▶ _EXERCISE_
In the listing below, the lines from the first through the one with "A: The gap is" are to be copied word for word.

++++ DATASET EXCERPTS

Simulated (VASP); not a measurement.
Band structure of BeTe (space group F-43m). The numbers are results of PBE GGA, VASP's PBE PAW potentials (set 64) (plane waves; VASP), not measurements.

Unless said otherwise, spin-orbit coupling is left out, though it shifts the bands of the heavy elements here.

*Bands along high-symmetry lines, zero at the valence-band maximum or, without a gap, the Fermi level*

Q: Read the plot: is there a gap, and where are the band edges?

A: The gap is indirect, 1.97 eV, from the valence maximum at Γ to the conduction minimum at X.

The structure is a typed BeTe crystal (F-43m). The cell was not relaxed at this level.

++++++++

▶ _ANSWER SPACE_
Simulated (VASP); not a measurement.
Band structure of BeTe (space group F-43m). The numbers are results of PBE GGA, VASP's PBE PAW potentials (set 64) (plane waves; VASP), not measurements.

Unless said otherwise, spin-orbit coupling is left out, though it shifts the bands of the heavy elements here.

*Bands along high-symmetry lines, zero at the valence-band maximum or, without a gap, the Fermi level*

Q: Read the plot: is there a gap, and where are the band edges?

A: The gap is indirect, 1.97 eV, from the valence maximum at Γ to the conduction minimum at X.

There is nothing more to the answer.